WORK ORDER = Using the entries below, write out the line with "This isn't the", the line with "Against the tightest", and every line in between, exactly as each is written.

GIVEN RECORDS =
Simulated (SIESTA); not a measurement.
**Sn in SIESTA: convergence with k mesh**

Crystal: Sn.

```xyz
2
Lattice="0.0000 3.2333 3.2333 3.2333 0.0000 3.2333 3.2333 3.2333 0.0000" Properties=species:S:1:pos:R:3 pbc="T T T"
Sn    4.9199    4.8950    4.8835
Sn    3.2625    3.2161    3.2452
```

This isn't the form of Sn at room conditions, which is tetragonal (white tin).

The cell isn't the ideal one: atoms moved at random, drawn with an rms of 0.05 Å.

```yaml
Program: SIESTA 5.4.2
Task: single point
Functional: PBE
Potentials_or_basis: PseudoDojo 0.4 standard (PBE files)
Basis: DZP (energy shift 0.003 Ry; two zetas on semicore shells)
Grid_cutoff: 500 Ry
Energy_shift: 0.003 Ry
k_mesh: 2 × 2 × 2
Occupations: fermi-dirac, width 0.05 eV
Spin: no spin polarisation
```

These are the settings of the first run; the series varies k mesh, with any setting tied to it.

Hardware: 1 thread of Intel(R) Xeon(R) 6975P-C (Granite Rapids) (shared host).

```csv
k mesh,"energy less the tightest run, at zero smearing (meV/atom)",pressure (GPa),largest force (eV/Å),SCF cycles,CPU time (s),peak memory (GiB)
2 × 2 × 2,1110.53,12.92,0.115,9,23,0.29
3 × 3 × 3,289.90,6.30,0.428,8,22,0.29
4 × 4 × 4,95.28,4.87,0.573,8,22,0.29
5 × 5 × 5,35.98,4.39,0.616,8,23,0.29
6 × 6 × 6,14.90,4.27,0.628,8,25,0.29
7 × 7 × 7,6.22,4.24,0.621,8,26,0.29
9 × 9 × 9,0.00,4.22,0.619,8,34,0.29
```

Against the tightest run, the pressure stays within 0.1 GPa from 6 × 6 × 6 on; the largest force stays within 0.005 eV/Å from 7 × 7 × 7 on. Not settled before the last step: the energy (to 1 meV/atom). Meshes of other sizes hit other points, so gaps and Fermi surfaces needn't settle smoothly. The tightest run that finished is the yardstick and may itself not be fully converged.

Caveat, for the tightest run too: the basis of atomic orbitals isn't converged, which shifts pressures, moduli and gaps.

EXERCISE ANSWER =
This isn't the form of Sn at room conditions, which is tetragonal (white tin).

The cell isn't the ideal one: atoms moved at random, drawn with an rms of 0.05 Å.

```yaml
Program: SIESTA 5.4.2
Task: single point
Functional: PBE
Potentials_or_basis: PseudoDojo 0.4 standard (PBE files)
Basis: DZP (energy shift 0.003 Ry; two zetas on semicore shells)
Grid_cutoff: 500 Ry
Energy_shift: 0.003 Ry
k_mesh: 2 × 2 × 2
Occupations: fermi-dirac, width 0.05 eV
Spin: no spin polarisation
```

These are the settings of the first run; the series varies k mesh, with any setting tied to it.

Hardware: 1 thread of Intel(R) Xeon(R) 6975P-C (Granite Rapids) (shared host).

```csv
k mesh,"energy less the tightest run, at zero smearing (meV/atom)",pressure (GPa),largest force (eV/Å),SCF cycles,CPU time (s),peak memory (GiB)
2 × 2 × 2,1110.53,12.92,0.115,9,23,0.29
3 × 3 × 3,289.90,6.30,0.428,8,22,0.29
4 × 4 × 4,95.28,4.87,0.573,8,22,0.29
5 × 5 × 5,35.98,4.39,0.616,8,23,0.29
6 × 6 × 6,14.90,4.27,0.628,8,25,0.29
7 × 7 × 7,6.22,4.24,0.621,8,26,0.29
9 × 9 × 9,0.00,4.22,0.619,8,34,0.29
```

Against the tightest run, the pressure stays within 0.1 GPa from 6 × 6 × 6 on; the largest force stays within 0.005 eV/Å from 7 × 7 × 7 on. Not settled before the last step: the energy (to 1 meV/atom). Meshes of other sizes hit other points, so gaps and Fermi surfaces needn't settle smoothly. The tightest run that finished is the yardstick and may itself not be fully converged.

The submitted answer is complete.